==================================================
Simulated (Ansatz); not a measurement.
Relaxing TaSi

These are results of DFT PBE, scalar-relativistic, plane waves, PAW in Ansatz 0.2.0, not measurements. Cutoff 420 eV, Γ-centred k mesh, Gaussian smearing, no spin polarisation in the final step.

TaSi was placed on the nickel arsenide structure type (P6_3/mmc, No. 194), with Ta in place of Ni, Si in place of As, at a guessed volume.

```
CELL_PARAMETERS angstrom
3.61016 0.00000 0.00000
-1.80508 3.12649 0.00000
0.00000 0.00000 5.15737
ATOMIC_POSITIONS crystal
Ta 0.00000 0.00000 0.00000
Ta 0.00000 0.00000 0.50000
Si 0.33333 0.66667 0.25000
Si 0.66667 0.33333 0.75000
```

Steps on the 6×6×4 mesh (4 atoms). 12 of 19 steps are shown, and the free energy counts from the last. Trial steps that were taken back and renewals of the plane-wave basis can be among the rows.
==================================================

#### Assignment:
Repeat the data exactly. Omit nothing.

#### Reply:
Simulated (Ansatz); not a measurement.
Relaxing TaSi

These are results of DFT PBE, scalar-relativistic, plane waves, PAW in Ansatz 0.2.0, not measurements. Cutoff 420 eV, Γ-centred k mesh, Gaussian smearing, no spin polarisation in the final step.

TaSi was placed on the nickel arsenide structure type (P6_3/mmc, No. 194), with Ta in place of Ni, Si in place of As, at a guessed volume.

```
CELL_PARAMETERS angstrom
3.61016 0.00000 0.00000
-1.80508 3.12649 0.00000
0.00000 0.00000 5.15737
ATOMIC_POSITIONS crystal
Ta 0.00000 0.00000 0.00000
Ta 0.00000 0.00000 0.50000
Si 0.33333 0.66667 0.25000
Si 0.66667 0.33333 0.75000
```

Steps on the 6×6×4 mesh (4 atoms). 12 of 19 steps are shown, and the free energy counts from the last. Trial steps that were taken back and renewals of the plane-wave basis can be among the rows.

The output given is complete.